### WORK TASK
Extract the lines from the first line of the records below through the line containing "df (default) |", inclusive, and reproduce them exactly as written.

::::

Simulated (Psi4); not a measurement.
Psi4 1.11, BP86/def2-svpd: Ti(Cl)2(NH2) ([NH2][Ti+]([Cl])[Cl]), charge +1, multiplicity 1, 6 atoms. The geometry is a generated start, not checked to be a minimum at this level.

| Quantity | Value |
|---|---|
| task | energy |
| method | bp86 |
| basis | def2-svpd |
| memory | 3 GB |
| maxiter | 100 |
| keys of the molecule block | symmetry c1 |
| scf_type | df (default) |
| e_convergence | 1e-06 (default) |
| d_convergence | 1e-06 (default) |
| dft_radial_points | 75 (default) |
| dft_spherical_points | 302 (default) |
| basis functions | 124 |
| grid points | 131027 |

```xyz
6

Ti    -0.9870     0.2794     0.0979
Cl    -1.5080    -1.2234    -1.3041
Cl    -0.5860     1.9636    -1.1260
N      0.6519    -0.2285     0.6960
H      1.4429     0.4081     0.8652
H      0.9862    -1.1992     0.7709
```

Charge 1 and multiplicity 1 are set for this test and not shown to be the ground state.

::::

### RESULT
Simulated (Psi4); not a measurement.
Psi4 1.11, BP86/def2-svpd: Ti(Cl)2(NH2) ([NH2][Ti+]([Cl])[Cl]), charge +1, multiplicity 1, 6 atoms. The geometry is a generated start, not checked to be a minimum at this level.

| Quantity | Value |
|---|---|
| task | energy |
| method | bp86 |
| basis | def2-svpd |
| memory | 3 GB |
| maxiter | 100 |
| keys of the molecule block | symmetry c1 |
| scf_type | df (default) |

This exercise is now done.